[Work order] Nothing after the line containing "NBANDS = 70" belongs in the answer; write out exactly every line from the start of the material up to it, including it.

○ ○ ○ ○ ○

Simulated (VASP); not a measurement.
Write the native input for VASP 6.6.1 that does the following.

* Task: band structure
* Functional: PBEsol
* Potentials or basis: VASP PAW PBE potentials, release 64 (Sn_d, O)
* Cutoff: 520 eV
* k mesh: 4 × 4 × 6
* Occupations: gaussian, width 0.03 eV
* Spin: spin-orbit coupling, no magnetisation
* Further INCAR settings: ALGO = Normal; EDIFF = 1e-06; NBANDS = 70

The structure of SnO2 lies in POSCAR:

○ ○ ○ ○ ○

[Answer box]
Simulated (VASP); not a measurement.
Write the native input for VASP 6.6.1 that does the following.

* Task: band structure
* Functional: PBEsol
* Potentials or basis: VASP PAW PBE potentials, release 64 (Sn_d, O)
* Cutoff: 520 eV
* k mesh: 4 × 4 × 6
* Occupations: gaussian, width 0.03 eV
* Spin: spin-orbit coupling, no magnetisation
* Further INCAR settings: ALGO = Normal; EDIFF = 1e-06; NBANDS = 70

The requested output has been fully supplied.